[Start of section]

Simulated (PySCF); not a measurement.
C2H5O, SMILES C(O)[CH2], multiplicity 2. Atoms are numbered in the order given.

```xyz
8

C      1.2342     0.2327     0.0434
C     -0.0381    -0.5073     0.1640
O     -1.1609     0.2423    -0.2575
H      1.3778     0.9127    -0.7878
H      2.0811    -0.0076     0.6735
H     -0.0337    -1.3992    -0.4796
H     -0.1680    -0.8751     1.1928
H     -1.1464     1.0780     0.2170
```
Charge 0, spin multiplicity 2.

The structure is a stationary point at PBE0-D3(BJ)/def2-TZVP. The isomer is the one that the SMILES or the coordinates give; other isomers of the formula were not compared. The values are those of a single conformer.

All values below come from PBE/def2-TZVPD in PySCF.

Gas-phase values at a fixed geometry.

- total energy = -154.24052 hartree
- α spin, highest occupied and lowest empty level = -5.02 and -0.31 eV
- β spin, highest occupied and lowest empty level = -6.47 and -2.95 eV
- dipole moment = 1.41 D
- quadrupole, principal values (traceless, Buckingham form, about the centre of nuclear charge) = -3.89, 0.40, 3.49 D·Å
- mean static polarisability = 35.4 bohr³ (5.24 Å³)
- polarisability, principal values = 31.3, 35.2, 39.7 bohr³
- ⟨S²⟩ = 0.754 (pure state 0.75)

[End of section]

### [Required action]
Reprint the data above from the opening line to the line holding "- total energy = -154.24052 hartree", inclusive, and nothing else.

### [Expected answer]
Simulated (PySCF); not a measurement.
C2H5O, SMILES C(O)[CH2], multiplicity 2. Atoms are numbered in the order given.

```xyz
8

C      1.2342     0.2327     0.0434
C     -0.0381    -0.5073     0.1640
O     -1.1609     0.2423    -0.2575
H      1.3778     0.9127    -0.7878
H      2.0811    -0.0076     0.6735
H     -0.0337    -1.3992    -0.4796
H     -0.1680    -0.8751     1.1928
H     -1.1464     1.0780     0.2170
```
Charge 0, spin multiplicity 2.

The structure is a stationary point at PBE0-D3(BJ)/def2-TZVP. The isomer is the one that the SMILES or the coordinates give; other isomers of the formula were not compared. The values are those of a single conformer.

All values below come from PBE/def2-TZVPD in PySCF.

Gas-phase values at a fixed geometry.

- total energy = -154.24052 hartree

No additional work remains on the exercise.